### Supplied data
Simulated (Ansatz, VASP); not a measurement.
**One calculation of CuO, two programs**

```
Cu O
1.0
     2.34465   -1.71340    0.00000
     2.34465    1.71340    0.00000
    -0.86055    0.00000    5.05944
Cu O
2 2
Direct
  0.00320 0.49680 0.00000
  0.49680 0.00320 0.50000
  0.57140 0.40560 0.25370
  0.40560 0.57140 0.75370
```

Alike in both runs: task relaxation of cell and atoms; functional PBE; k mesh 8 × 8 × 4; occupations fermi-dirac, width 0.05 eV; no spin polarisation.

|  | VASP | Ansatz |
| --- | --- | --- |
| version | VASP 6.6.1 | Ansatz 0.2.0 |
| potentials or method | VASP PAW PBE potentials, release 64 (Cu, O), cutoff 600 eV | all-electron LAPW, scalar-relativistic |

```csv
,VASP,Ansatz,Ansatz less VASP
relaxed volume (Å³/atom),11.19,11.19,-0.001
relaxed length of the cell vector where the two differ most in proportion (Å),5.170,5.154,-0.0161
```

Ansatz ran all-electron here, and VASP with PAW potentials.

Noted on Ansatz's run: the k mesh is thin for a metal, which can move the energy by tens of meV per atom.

### Activity
Here the job is to output the lines from the start of the material through the line with "Ansatz 0.2.0 |", inclusive, exactly and with nothing else.

### Solution
Simulated (Ansatz, VASP); not a measurement.
**One calculation of CuO, two programs**

```
Cu O
1.0
     2.34465   -1.71340    0.00000
     2.34465    1.71340    0.00000
    -0.86055    0.00000    5.05944
Cu O
2 2
Direct
  0.00320 0.49680 0.00000
  0.49680 0.00320 0.50000
  0.57140 0.40560 0.25370
  0.40560 0.57140 0.75370
```

Alike in both runs: task relaxation of cell and atoms; functional PBE; k mesh 8 × 8 × 4; occupations fermi-dirac, width 0.05 eV; no spin polarisation.

|  | VASP | Ansatz |
| --- | --- | --- |
| version | VASP 6.6.1 | Ansatz 0.2.0 |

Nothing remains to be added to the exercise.